WORK ITEM: Starting at the line below holding "A. Breit term removed" and stopping at the line holding "Solution. E. One", print every line exactly, both ends included, and leave the rest out.

----- DATASET ENTRIES -----

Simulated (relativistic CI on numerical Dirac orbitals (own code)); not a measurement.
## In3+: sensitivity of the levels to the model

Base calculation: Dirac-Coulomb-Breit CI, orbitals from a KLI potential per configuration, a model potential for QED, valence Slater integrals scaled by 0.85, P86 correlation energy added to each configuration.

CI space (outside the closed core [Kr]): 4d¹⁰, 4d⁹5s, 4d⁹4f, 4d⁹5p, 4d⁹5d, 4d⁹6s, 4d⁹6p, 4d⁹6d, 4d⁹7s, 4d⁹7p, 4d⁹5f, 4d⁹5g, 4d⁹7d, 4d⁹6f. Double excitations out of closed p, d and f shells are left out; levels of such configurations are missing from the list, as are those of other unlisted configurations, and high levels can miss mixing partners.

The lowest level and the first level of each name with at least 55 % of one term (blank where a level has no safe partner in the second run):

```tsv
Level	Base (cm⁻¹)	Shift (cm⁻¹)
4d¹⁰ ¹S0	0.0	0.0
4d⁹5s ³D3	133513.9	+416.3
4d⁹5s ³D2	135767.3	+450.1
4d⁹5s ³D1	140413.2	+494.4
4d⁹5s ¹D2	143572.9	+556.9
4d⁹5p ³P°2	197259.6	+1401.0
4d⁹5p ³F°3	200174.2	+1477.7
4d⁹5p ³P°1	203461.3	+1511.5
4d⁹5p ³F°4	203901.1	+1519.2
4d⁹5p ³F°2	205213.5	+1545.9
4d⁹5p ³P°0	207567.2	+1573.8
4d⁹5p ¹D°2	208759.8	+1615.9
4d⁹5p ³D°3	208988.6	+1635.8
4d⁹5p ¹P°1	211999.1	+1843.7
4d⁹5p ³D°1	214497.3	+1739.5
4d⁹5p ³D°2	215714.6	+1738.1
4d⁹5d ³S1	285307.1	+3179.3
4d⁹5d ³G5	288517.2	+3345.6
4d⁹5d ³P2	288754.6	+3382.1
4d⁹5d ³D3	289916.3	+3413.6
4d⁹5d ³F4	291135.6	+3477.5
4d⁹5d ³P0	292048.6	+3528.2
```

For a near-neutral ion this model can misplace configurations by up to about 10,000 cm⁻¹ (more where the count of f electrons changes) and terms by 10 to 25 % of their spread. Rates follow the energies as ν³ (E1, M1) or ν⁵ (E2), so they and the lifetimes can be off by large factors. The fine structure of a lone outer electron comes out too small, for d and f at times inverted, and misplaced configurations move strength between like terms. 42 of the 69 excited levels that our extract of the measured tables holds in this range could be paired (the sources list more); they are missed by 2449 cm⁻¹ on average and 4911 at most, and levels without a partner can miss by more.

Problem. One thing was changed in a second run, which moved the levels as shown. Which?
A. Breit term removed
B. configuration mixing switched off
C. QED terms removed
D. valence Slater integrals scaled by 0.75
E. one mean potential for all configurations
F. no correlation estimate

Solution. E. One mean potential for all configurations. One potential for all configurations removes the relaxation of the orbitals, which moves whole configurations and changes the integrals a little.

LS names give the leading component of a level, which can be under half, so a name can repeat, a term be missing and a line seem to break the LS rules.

-----

ANSWER SECTION:
A. Breit term removed
B. configuration mixing switched off
C. QED terms removed
D. valence Slater integrals scaled by 0.75
E. one mean potential for all configurations
F. no correlation estimate

Solution. E. One mean potential for all configurations. One potential for all configurations removes the relaxation of the orbitals, which moves whole configurations and changes the integrals a little.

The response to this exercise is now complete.